Brief: Retype the records exactly.

___ Supplied material ___

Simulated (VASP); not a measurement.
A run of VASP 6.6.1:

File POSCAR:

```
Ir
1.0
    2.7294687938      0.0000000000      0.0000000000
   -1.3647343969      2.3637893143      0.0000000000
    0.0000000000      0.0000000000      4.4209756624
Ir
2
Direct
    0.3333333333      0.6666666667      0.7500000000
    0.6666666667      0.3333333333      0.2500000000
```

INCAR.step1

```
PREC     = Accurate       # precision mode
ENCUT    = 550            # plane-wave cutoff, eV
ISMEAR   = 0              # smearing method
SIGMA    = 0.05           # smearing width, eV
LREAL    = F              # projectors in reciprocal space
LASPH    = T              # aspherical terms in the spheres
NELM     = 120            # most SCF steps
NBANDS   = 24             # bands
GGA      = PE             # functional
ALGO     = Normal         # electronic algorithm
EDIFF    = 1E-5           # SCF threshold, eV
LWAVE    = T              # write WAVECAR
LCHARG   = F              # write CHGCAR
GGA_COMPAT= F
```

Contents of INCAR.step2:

___

Written solution:
Simulated (VASP); not a measurement.
A run of VASP 6.6.1:

File POSCAR:

```
Ir
1.0
    2.7294687938      0.0000000000      0.0000000000
   -1.3647343969      2.3637893143      0.0000000000
    0.0000000000      0.0000000000      4.4209756624
Ir
2
Direct
    0.3333333333      0.6666666667      0.7500000000
    0.6666666667      0.3333333333      0.2500000000
```

INCAR.step1

```
PREC     = Accurate       # precision mode
ENCUT    = 550            # plane-wave cutoff, eV
ISMEAR   = 0              # smearing method
SIGMA    = 0.05           # smearing width, eV
LREAL    = F              # projectors in reciprocal space
LASPH    = T              # aspherical terms in the spheres
NELM     = 120            # most SCF steps
NBANDS   = 24             # bands
GGA      = PE             # functional
ALGO     = Normal         # electronic algorithm
EDIFF    = 1E-5           # SCF threshold, eV
LWAVE    = T              # write WAVECAR
LCHARG   = F              # write CHGCAR
GGA_COMPAT= F
```

Contents of INCAR.step2:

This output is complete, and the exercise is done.